◆ REQUIRED ACTION ◆
Transcribe the data in full, keeping each line exactly as it appears.

◆ EXTRACTED ENTRIES ◆
BEGIN
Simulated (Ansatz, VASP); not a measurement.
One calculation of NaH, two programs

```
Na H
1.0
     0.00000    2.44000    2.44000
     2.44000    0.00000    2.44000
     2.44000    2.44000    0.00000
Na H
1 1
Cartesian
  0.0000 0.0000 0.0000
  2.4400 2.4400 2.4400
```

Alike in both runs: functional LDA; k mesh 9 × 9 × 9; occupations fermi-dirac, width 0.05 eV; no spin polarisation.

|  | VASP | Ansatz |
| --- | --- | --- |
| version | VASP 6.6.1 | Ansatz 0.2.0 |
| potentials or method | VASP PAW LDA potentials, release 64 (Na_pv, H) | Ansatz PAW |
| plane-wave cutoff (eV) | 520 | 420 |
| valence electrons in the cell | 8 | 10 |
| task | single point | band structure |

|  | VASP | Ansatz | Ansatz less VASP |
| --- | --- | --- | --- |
END

◆ RESULT ◆
Simulated (Ansatz, VASP); not a measurement.
One calculation of NaH, two programs

```
Na H
1.0
     0.00000    2.44000    2.44000
     2.44000    0.00000    2.44000
     2.44000    2.44000    0.00000
Na H
1 1
Cartesian
  0.0000 0.0000 0.0000
  2.4400 2.4400 2.4400
```

Alike in both runs: functional LDA; k mesh 9 × 9 × 9; occupations fermi-dirac, width 0.05 eV; no spin polarisation.

|  | VASP | Ansatz |
| --- | --- | --- |
| version | VASP 6.6.1 | Ansatz 0.2.0 |
| potentials or method | VASP PAW LDA potentials, release 64 (Na_pv, H) | Ansatz PAW |
| plane-wave cutoff (eV) | 520 | 420 |
| valence electrons in the cell | 8 | 10 |
| task | single point | band structure |

|  | VASP | Ansatz | Ansatz less VASP |
| --- | --- | --- | --- |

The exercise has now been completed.